WORK ITEM ::
For this exercise, please reproduce the records below word for word, from the first line through the line with "Geometry of the".

DATASET RECORDS ::
[Start of Attachment]

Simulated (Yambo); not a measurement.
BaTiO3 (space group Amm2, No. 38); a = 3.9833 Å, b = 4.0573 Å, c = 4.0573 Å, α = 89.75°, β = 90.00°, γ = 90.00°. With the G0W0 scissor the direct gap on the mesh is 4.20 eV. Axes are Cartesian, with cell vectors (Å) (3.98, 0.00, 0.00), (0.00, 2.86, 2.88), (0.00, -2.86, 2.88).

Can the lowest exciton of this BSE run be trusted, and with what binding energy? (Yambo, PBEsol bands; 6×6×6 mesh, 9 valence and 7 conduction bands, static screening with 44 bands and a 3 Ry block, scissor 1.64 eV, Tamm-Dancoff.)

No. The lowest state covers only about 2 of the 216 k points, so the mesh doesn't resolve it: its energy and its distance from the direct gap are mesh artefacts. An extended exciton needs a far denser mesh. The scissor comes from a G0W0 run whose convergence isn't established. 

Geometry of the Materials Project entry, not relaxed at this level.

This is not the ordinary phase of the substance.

[End of Attachment]

EXERCISE ANSWER ::
Simulated (Yambo); not a measurement.
BaTiO3 (space group Amm2, No. 38); a = 3.9833 Å, b = 4.0573 Å, c = 4.0573 Å, α = 89.75°, β = 90.00°, γ = 90.00°. With the G0W0 scissor the direct gap on the mesh is 4.20 eV. Axes are Cartesian, with cell vectors (Å) (3.98, 0.00, 0.00), (0.00, 2.86, 2.88), (0.00, -2.86, 2.88).

Can the lowest exciton of this BSE run be trusted, and with what binding energy? (Yambo, PBEsol bands; 6×6×6 mesh, 9 valence and 7 conduction bands, static screening with 44 bands and a 3 Ry block, scissor 1.64 eV, Tamm-Dancoff.)

No. The lowest state covers only about 2 of the 216 k points, so the mesh doesn't resolve it: its energy and its distance from the direct gap are mesh artefacts. An extended exciton needs a far denser mesh. The scissor comes from a G0W0 run whose convergence isn't established. 

Geometry of the Materials Project entry, not relaxed at this level.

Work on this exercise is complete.